## [Work task]
Each record must reappear in the answer exactly as it is written.

## [Supplied material]
* * * *
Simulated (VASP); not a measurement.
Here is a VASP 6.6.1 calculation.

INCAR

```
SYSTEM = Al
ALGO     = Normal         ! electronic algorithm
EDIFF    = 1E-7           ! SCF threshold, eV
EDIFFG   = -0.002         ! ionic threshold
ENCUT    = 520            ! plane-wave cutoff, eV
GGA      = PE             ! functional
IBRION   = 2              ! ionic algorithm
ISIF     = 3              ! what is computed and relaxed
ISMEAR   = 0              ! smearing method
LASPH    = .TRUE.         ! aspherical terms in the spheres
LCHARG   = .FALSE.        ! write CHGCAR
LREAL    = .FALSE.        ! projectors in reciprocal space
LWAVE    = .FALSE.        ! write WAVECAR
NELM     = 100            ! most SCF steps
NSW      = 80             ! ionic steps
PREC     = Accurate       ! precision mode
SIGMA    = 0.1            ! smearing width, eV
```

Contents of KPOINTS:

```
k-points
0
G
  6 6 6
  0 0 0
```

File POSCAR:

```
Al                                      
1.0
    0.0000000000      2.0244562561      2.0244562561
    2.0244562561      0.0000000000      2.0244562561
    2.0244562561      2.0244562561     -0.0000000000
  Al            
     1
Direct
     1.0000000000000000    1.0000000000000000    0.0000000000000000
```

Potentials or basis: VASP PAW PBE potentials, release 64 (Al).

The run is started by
* * * *

## [Answer section]
Simulated (VASP); not a measurement.
Here is a VASP 6.6.1 calculation.

INCAR

```
SYSTEM = Al
ALGO     = Normal         ! electronic algorithm
EDIFF    = 1E-7           ! SCF threshold, eV
EDIFFG   = -0.002         ! ionic threshold
ENCUT    = 520            ! plane-wave cutoff, eV
GGA      = PE             ! functional
IBRION   = 2              ! ionic algorithm
ISIF     = 3              ! what is computed and relaxed
ISMEAR   = 0              ! smearing method
LASPH    = .TRUE.         ! aspherical terms in the spheres
LCHARG   = .FALSE.        ! write CHGCAR
LREAL    = .FALSE.        ! projectors in reciprocal space
LWAVE    = .FALSE.        ! write WAVECAR
NELM     = 100            ! most SCF steps
NSW      = 80             ! ionic steps
PREC     = Accurate       ! precision mode
SIGMA    = 0.1            ! smearing width, eV
```

Contents of KPOINTS:

```
k-points
0
G
  6 6 6
  0 0 0
```

File POSCAR:

```
Al                                      
1.0
    0.0000000000      2.0244562561      2.0244562561
    2.0244562561      0.0000000000      2.0244562561
    2.0244562561      2.0244562561     -0.0000000000
  Al            
     1
Direct
     1.0000000000000000    1.0000000000000000    0.0000000000000000
```

Potentials or basis: VASP PAW PBE potentials, release 64 (Al).

The run is started by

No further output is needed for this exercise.